_Work order:_
Return all the entries word for word.

_Data extracts:_
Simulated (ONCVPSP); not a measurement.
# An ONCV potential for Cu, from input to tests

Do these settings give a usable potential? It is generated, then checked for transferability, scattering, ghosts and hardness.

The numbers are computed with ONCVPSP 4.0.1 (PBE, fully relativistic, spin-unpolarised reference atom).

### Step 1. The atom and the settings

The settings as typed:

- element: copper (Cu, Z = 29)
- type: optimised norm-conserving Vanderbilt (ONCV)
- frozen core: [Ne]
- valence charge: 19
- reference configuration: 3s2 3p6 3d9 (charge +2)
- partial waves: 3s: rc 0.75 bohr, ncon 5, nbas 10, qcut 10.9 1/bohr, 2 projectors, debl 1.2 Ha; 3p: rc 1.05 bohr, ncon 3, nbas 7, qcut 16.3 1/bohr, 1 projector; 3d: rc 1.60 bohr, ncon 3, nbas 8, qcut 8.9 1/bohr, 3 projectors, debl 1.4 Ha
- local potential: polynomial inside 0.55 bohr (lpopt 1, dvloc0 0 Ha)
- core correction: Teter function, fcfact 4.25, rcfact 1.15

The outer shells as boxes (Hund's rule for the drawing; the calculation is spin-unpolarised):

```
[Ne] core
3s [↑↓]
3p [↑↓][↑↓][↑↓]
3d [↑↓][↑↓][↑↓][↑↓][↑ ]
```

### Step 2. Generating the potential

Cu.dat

_Exercise output:_
Simulated (ONCVPSP); not a measurement.
# An ONCV potential for Cu, from input to tests

Do these settings give a usable potential? It is generated, then checked for transferability, scattering, ghosts and hardness.

The numbers are computed with ONCVPSP 4.0.1 (PBE, fully relativistic, spin-unpolarised reference atom).

### Step 1. The atom and the settings

The settings as typed:

- element: copper (Cu, Z = 29)
- type: optimised norm-conserving Vanderbilt (ONCV)
- frozen core: [Ne]
- valence charge: 19
- reference configuration: 3s2 3p6 3d9 (charge +2)
- partial waves: 3s: rc 0.75 bohr, ncon 5, nbas 10, qcut 10.9 1/bohr, 2 projectors, debl 1.2 Ha; 3p: rc 1.05 bohr, ncon 3, nbas 7, qcut 16.3 1/bohr, 1 projector; 3d: rc 1.60 bohr, ncon 3, nbas 8, qcut 8.9 1/bohr, 3 projectors, debl 1.4 Ha
- local potential: polynomial inside 0.55 bohr (lpopt 1, dvloc0 0 Ha)
- core correction: Teter function, fcfact 4.25, rcfact 1.15

The outer shells as boxes (Hund's rule for the drawing; the calculation is spin-unpolarised):

```
[Ne] core
3s [↑↓]
3p [↑↓][↑↓][↑↓]
3d [↑↓][↑↓][↑↓][↑↓][↑ ]
```

### Step 2. Generating the potential

Cu.dat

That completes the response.